▸ Supplied data
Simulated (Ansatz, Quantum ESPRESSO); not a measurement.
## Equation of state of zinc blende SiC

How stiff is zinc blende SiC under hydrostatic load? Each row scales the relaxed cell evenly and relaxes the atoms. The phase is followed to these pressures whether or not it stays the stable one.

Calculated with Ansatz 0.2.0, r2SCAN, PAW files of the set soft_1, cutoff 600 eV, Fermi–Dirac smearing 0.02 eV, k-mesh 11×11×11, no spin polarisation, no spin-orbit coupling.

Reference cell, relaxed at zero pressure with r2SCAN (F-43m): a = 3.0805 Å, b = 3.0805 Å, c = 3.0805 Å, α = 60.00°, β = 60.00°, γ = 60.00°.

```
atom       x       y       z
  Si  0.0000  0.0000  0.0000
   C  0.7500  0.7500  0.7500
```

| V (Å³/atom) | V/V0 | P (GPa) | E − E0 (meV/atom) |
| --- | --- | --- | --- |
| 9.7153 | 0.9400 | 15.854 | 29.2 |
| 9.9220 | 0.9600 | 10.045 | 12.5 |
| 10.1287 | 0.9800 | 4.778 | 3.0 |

▸ Exercise
All of the data must be set down again exactly.

▸ Exercise answer
Simulated (Ansatz, Quantum ESPRESSO); not a measurement.
## Equation of state of zinc blende SiC

How stiff is zinc blende SiC under hydrostatic load? Each row scales the relaxed cell evenly and relaxes the atoms. The phase is followed to these pressures whether or not it stays the stable one.

Calculated with Ansatz 0.2.0, r2SCAN, PAW files of the set soft_1, cutoff 600 eV, Fermi–Dirac smearing 0.02 eV, k-mesh 11×11×11, no spin polarisation, no spin-orbit coupling.

Reference cell, relaxed at zero pressure with r2SCAN (F-43m): a = 3.0805 Å, b = 3.0805 Å, c = 3.0805 Å, α = 60.00°, β = 60.00°, γ = 60.00°.

```
atom       x       y       z
  Si  0.0000  0.0000  0.0000
   C  0.7500  0.7500  0.7500
```

| V (Å³/atom) | V/V0 | P (GPa) | E − E0 (meV/atom) |
| --- | --- | --- | --- |
| 9.7153 | 0.9400 | 15.854 | 29.2 |
| 9.9220 | 0.9600 | 10.045 | 12.5 |
| 10.1287 | 0.9800 | 4.778 | 3.0 |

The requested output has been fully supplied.